** Opening Raw data block **

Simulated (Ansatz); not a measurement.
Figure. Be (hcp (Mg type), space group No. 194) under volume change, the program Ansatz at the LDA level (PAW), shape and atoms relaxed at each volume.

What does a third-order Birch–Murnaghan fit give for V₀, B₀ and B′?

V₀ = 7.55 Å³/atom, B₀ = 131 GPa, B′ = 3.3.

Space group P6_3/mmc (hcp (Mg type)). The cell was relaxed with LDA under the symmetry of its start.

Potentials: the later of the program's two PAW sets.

** Closing Raw data block **

**Exercise**
Return all of the entries exactly as they were supplied.

**Exercise result**
Simulated (Ansatz); not a measurement.
Figure. Be (hcp (Mg type), space group No. 194) under volume change, the program Ansatz at the LDA level (PAW), shape and atoms relaxed at each volume.

What does a third-order Birch–Murnaghan fit give for V₀, B₀ and B′?

V₀ = 7.55 Å³/atom, B₀ = 131 GPa, B′ = 3.3.

Space group P6_3/mmc (hcp (Mg type)). The cell was relaxed with LDA under the symmetry of its start.

Potentials: the later of the program's two PAW sets.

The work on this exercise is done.